▸ **Material supplied**
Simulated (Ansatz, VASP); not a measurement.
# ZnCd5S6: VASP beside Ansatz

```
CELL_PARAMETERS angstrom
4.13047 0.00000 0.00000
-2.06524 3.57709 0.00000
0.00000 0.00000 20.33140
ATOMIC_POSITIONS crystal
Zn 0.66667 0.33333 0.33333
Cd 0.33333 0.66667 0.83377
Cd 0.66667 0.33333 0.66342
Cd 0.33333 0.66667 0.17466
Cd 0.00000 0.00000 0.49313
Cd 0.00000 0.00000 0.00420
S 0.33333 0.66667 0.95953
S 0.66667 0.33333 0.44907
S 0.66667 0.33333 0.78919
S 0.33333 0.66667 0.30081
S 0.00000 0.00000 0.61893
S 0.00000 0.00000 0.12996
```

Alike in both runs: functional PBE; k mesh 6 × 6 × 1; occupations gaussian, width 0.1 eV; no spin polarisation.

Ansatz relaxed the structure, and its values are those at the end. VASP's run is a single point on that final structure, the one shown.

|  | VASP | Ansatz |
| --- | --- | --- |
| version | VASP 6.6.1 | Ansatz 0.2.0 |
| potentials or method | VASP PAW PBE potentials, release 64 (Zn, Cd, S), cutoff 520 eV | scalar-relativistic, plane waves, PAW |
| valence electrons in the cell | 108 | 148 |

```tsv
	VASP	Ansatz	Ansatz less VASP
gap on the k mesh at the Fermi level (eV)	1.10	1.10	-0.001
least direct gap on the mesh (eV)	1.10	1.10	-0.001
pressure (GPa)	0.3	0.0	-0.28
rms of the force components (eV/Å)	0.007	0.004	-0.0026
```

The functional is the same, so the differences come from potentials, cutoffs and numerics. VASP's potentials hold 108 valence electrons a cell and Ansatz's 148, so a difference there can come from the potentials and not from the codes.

▸ **Task item**
Given the records above, restate word for word only the lines starting at the one with "Ansatz relaxed the" and ending at the one with "waves, PAW |".

▸ **Worked solution**
Ansatz relaxed the structure, and its values are those at the end. VASP's run is a single point on that final structure, the one shown.

|  | VASP | Ansatz |
| --- | --- | --- |
| version | VASP 6.6.1 | Ansatz 0.2.0 |
| potentials or method | VASP PAW PBE potentials, release 64 (Zn, Cd, S), cutoff 520 eV | scalar-relativistic, plane waves, PAW |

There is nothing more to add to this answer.